▶ [Work task]
Give back every record below, character for character.

▶ [Record set]
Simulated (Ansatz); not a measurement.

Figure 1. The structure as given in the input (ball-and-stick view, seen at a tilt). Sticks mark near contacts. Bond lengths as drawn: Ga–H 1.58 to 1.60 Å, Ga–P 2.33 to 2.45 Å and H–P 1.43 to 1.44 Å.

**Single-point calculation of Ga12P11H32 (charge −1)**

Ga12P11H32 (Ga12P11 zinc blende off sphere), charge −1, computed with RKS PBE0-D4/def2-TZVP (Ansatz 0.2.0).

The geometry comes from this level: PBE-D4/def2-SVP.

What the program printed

▶ [Response area]
Simulated (Ansatz); not a measurement.

Figure 1. The structure as given in the input (ball-and-stick view, seen at a tilt). Sticks mark near contacts. Bond lengths as drawn: Ga–H 1.58 to 1.60 Å, Ga–P 2.33 to 2.45 Å and H–P 1.43 to 1.44 Å.

**Single-point calculation of Ga12P11H32 (charge −1)**

Ga12P11H32 (Ga12P11 zinc blende off sphere), charge −1, computed with RKS PBE0-D4/def2-TZVP (Ansatz 0.2.0).

The geometry comes from this level: PBE-D4/def2-SVP.

What the program printed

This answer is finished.